• WORK INSTRUCTION: Using the listing below, copy exactly the lines from the one containing "The lowest grid point is" to the one containing "The picture shows a", both lines included, and no others.

%%
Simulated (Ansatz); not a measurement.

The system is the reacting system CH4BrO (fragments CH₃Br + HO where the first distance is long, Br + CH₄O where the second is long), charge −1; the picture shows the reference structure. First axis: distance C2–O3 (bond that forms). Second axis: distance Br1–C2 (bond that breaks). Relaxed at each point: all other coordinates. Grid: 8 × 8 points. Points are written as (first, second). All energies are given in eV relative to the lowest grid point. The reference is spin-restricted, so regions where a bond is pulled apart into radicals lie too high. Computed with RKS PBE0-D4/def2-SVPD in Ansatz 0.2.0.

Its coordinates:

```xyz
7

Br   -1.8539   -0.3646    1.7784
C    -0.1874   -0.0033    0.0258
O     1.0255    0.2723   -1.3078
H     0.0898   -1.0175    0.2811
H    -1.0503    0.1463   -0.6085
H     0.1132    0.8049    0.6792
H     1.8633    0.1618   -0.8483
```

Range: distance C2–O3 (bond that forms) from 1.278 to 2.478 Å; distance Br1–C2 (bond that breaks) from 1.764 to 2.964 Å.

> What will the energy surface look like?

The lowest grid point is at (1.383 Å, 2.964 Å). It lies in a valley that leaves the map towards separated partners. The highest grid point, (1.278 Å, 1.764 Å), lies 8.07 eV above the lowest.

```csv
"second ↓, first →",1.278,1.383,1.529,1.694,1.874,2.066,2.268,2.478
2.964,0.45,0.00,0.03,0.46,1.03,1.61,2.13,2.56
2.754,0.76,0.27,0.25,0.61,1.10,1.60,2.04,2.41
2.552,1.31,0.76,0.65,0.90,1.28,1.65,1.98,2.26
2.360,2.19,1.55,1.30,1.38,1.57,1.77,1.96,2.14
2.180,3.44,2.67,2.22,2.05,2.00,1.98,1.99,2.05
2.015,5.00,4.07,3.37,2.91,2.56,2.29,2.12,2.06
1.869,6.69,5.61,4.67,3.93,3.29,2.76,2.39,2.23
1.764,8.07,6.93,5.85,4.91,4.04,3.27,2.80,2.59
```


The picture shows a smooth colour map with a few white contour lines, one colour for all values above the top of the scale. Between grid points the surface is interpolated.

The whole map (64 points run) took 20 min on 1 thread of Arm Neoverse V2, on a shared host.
%%

• ANSWER AREA:
The lowest grid point is at (1.383 Å, 2.964 Å). It lies in a valley that leaves the map towards separated partners. The highest grid point, (1.278 Å, 1.764 Å), lies 8.07 eV above the lowest.

```csv
"second ↓, first →",1.278,1.383,1.529,1.694,1.874,2.066,2.268,2.478
2.964,0.45,0.00,0.03,0.46,1.03,1.61,2.13,2.56
2.754,0.76,0.27,0.25,0.61,1.10,1.60,2.04,2.41
2.552,1.31,0.76,0.65,0.90,1.28,1.65,1.98,2.26
2.360,2.19,1.55,1.30,1.38,1.57,1.77,1.96,2.14
2.180,3.44,2.67,2.22,2.05,2.00,1.98,1.99,2.05
2.015,5.00,4.07,3.37,2.91,2.56,2.29,2.12,2.06
1.869,6.69,5.61,4.67,3.93,3.29,2.76,2.39,2.23
1.764,8.07,6.93,5.85,4.91,4.04,3.27,2.80,2.59
```


The picture shows a smooth colour map with a few white contour lines, one colour for all values above the top of the scale. Between grid points the surface is interpolated.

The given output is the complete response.